> WORK REQUEST:
Which lines run from the start of the data below to the line containing "Program: VASP 6.6.1"? Set them down exactly, with none added.

*****
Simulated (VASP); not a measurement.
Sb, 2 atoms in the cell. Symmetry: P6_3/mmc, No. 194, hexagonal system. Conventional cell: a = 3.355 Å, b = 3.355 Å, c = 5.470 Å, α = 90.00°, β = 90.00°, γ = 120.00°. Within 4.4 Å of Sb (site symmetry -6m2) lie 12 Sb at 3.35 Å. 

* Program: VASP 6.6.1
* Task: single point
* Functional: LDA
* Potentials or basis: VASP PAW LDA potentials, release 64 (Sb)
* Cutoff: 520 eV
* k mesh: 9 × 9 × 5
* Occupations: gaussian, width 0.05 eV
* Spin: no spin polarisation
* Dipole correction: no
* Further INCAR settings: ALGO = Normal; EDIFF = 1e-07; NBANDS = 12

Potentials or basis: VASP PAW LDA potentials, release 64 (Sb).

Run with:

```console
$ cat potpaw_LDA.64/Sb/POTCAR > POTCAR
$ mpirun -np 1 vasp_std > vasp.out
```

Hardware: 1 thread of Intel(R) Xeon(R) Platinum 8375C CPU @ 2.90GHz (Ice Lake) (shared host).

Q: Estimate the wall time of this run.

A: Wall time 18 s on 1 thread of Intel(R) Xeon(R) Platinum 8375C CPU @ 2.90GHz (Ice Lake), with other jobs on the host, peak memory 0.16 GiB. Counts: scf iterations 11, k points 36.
*****

> PROBLEM SOLUTION:
Simulated (VASP); not a measurement.
Sb, 2 atoms in the cell. Symmetry: P6_3/mmc, No. 194, hexagonal system. Conventional cell: a = 3.355 Å, b = 3.355 Å, c = 5.470 Å, α = 90.00°, β = 90.00°, γ = 120.00°. Within 4.4 Å of Sb (site symmetry -6m2) lie 12 Sb at 3.35 Å. 

* Program: VASP 6.6.1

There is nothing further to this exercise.